↓

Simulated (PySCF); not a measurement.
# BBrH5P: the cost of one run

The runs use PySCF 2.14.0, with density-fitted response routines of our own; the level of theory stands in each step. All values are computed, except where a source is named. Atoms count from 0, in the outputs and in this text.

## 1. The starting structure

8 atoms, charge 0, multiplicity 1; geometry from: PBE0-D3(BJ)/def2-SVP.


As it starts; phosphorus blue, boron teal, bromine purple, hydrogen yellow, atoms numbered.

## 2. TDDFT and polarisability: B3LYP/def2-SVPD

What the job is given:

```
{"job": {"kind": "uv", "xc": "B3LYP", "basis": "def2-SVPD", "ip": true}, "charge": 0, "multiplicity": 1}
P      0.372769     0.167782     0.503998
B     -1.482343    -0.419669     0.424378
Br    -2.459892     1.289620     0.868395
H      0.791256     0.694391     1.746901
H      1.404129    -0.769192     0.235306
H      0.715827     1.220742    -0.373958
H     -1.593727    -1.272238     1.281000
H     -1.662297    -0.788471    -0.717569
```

↑

→ Work order
All of the records above are to be printed again exactly as they appear.

→ Task solution
Simulated (PySCF); not a measurement.
# BBrH5P: the cost of one run

The runs use PySCF 2.14.0, with density-fitted response routines of our own; the level of theory stands in each step. All values are computed, except where a source is named. Atoms count from 0, in the outputs and in this text.

## 1. The starting structure

8 atoms, charge 0, multiplicity 1; geometry from: PBE0-D3(BJ)/def2-SVP.


As it starts; phosphorus blue, boron teal, bromine purple, hydrogen yellow, atoms numbered.

## 2. TDDFT and polarisability: B3LYP/def2-SVPD

What the job is given:

```
{"job": {"kind": "uv", "xc": "B3LYP", "basis": "def2-SVPD", "ip": true}, "charge": 0, "multiplicity": 1}
P      0.372769     0.167782     0.503998
B     -1.482343    -0.419669     0.424378
Br    -2.459892     1.289620     0.868395
H      0.791256     0.694391     1.746901
H      1.404129    -0.769192     0.235306
H      0.715827     1.220742    -0.373958
H     -1.593727    -1.272238     1.281000
H     -1.662297    -0.788471    -0.717569
```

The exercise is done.